————

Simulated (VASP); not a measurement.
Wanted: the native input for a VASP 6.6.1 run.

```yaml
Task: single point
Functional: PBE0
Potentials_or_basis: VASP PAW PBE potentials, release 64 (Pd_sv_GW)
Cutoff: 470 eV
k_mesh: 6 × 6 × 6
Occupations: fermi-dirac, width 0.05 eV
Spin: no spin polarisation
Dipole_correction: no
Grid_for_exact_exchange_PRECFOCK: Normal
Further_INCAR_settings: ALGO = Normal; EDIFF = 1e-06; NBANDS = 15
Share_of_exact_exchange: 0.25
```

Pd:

————

* [Required action] Output the data above exactly, please, line for line.

* [Written solution]
Simulated (VASP); not a measurement.
Wanted: the native input for a VASP 6.6.1 run.

```yaml
Task: single point
Functional: PBE0
Potentials_or_basis: VASP PAW PBE potentials, release 64 (Pd_sv_GW)
Cutoff: 470 eV
k_mesh: 6 × 6 × 6
Occupations: fermi-dirac, width 0.05 eV
Spin: no spin polarisation
Dipole_correction: no
Grid_for_exact_exchange_PRECFOCK: Normal
Further_INCAR_settings: ALGO = Normal; EDIFF = 1e-06; NBANDS = 15
Share_of_exact_exchange: 0.25
```

Pd:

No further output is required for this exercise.